-*-
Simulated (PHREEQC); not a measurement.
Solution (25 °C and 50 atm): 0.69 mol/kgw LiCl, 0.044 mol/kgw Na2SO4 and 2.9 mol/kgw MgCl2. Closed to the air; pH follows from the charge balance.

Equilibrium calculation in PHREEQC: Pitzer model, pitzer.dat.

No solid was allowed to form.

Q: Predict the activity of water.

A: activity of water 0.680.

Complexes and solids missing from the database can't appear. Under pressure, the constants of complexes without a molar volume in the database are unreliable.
-*-

● **BRIEF**: Using the entries above, give back exactly the line containing "Equilibrium calculation in", the line containing "A: activity of water 0.680.", and every line between them, and nothing else.

● **WRITTEN RESPONSE**:
Equilibrium calculation in PHREEQC: Pitzer model, pitzer.dat.

No solid was allowed to form.

Q: Predict the activity of water.

A: activity of water 0.680.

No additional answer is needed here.